Extracted data:
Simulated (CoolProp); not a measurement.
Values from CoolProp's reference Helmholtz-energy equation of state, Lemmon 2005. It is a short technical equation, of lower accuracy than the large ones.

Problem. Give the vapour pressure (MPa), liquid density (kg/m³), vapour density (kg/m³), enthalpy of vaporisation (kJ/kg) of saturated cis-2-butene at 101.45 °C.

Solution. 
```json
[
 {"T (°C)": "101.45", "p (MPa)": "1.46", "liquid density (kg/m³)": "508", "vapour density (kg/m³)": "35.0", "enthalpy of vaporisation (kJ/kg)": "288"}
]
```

Work request:
Each entry must be output exactly as it was written.

Your solution:
Simulated (CoolProp); not a measurement.
Values from CoolProp's reference Helmholtz-energy equation of state, Lemmon 2005. It is a short technical equation, of lower accuracy than the large ones.

Problem. Give the vapour pressure (MPa), liquid density (kg/m³), vapour density (kg/m³), enthalpy of vaporisation (kJ/kg) of saturated cis-2-butene at 101.45 °C.

Solution. 
```json
[
 {"T (°C)": "101.45", "p (MPa)": "1.46", "liquid density (kg/m³)": "508", "vapour density (kg/m³)": "35.0", "enthalpy of vaporisation (kJ/kg)": "288"}
]
```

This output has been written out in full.